___
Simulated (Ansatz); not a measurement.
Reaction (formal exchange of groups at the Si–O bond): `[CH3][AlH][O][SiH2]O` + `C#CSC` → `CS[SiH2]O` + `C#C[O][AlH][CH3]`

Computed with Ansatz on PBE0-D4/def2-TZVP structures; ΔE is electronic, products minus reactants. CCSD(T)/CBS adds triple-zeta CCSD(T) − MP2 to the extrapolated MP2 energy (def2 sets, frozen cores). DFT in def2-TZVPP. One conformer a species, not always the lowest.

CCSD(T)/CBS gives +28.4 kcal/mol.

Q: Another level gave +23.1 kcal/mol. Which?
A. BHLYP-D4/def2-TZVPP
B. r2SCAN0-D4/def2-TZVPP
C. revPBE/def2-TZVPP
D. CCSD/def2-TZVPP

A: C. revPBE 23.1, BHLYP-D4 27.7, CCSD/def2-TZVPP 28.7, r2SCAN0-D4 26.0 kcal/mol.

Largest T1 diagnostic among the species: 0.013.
___

Please print verbatim each line from the first line of the entries above to the line that contains "A: C. revPBE", inclusive, and nothing more.

» **WORKED SOLUTION**
Simulated (Ansatz); not a measurement.
Reaction (formal exchange of groups at the Si–O bond): `[CH3][AlH][O][SiH2]O` + `C#CSC` → `CS[SiH2]O` + `C#C[O][AlH][CH3]`

Computed with Ansatz on PBE0-D4/def2-TZVP structures; ΔE is electronic, products minus reactants. CCSD(T)/CBS adds triple-zeta CCSD(T) − MP2 to the extrapolated MP2 energy (def2 sets, frozen cores). DFT in def2-TZVPP. One conformer a species, not always the lowest.

CCSD(T)/CBS gives +28.4 kcal/mol.

Q: Another level gave +23.1 kcal/mol. Which?
A. BHLYP-D4/def2-TZVPP
B. r2SCAN0-D4/def2-TZVPP
C. revPBE/def2-TZVPP
D. CCSD/def2-TZVPP

A: C. revPBE 23.1, BHLYP-D4 27.7, CCSD/def2-TZVPP 28.7, r2SCAN0-D4 26.0 kcal/mol.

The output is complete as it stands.